*** RAW DATA Section Begins ***
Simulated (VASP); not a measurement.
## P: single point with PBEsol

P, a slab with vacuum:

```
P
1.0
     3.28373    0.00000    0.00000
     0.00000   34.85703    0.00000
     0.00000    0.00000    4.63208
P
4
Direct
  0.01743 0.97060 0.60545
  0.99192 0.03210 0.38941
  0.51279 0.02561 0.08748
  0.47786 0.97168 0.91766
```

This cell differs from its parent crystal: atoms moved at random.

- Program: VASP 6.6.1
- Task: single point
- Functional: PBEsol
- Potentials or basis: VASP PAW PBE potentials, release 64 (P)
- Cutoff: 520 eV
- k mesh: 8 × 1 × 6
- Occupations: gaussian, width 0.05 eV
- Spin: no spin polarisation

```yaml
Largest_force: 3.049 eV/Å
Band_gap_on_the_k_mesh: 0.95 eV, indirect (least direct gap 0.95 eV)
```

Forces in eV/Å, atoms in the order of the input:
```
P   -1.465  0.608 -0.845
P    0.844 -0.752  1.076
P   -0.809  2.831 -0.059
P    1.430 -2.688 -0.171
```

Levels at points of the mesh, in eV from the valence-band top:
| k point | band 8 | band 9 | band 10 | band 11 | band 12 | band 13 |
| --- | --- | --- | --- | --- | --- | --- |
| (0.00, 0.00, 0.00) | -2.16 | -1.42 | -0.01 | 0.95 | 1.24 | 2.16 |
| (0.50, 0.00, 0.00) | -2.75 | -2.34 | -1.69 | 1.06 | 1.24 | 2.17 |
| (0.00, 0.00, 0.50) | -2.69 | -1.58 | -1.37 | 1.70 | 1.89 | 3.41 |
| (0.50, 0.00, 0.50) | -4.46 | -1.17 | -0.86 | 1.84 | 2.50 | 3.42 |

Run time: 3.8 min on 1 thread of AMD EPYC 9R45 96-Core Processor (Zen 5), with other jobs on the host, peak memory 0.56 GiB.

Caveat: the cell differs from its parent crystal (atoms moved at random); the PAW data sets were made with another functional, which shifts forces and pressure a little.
*** RAW DATA Section Ends ***

WORK REQUEST
In the entries above, find the line holding "1.89 | 3.41 |" and the line holding "Run time: 3.8"; print both of them and every line between, exactly, and nothing else.

SOLUTION
| (0.00, 0.00, 0.50) | -2.69 | -1.58 | -1.37 | 1.70 | 1.89 | 3.41 |
| (0.50, 0.00, 0.50) | -4.46 | -1.17 | -0.86 | 1.84 | 2.50 | 3.42 |

Run time: 3.8 min on 1 thread of AMD EPYC 9R45 96-Core Processor (Zen 5), with other jobs on the host, peak memory 0.56 GiB.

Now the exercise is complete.